#### Work task:
Each line below is to be written out in full, exactly as shown.

#### Dataset entries:
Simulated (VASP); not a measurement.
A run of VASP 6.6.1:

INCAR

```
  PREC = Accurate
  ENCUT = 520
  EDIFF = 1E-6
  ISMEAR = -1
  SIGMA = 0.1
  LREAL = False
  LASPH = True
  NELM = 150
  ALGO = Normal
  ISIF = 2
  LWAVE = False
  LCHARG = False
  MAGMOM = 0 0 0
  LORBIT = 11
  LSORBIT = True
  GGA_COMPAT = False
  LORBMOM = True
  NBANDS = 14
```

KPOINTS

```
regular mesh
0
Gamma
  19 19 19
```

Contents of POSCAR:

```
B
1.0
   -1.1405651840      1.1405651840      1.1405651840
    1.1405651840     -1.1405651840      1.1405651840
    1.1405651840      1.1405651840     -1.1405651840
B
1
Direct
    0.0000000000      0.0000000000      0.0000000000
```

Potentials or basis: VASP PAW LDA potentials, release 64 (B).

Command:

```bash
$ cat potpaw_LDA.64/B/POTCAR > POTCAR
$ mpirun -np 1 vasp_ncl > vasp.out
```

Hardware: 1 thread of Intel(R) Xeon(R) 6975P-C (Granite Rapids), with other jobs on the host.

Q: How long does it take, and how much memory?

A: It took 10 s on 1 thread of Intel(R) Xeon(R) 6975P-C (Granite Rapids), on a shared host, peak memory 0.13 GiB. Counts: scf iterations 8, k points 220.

#### Answer section:
Simulated (VASP); not a measurement.
A run of VASP 6.6.1:

INCAR

```
  PREC = Accurate
  ENCUT = 520
  EDIFF = 1E-6
  ISMEAR = -1
  SIGMA = 0.1
  LREAL = False
  LASPH = True
  NELM = 150
  ALGO = Normal
  ISIF = 2
  LWAVE = False
  LCHARG = False
  MAGMOM = 0 0 0
  LORBIT = 11
  LSORBIT = True
  GGA_COMPAT = False
  LORBMOM = True
  NBANDS = 14
```

KPOINTS

```
regular mesh
0
Gamma
  19 19 19
```

Contents of POSCAR:

```
B
1.0
   -1.1405651840      1.1405651840      1.1405651840
    1.1405651840     -1.1405651840      1.1405651840
    1.1405651840      1.1405651840     -1.1405651840
B
1
Direct
    0.0000000000      0.0000000000      0.0000000000
```

Potentials or basis: VASP PAW LDA potentials, release 64 (B).

Command:

```bash
$ cat potpaw_LDA.64/B/POTCAR > POTCAR
$ mpirun -np 1 vasp_ncl > vasp.out
```

Hardware: 1 thread of Intel(R) Xeon(R) 6975P-C (Granite Rapids), with other jobs on the host.

Q: How long does it take, and how much memory?

A: It took 10 s on 1 thread of Intel(R) Xeon(R) 6975P-C (Granite Rapids), on a shared host, peak memory 0.13 GiB. Counts: scf iterations 8, k points 220.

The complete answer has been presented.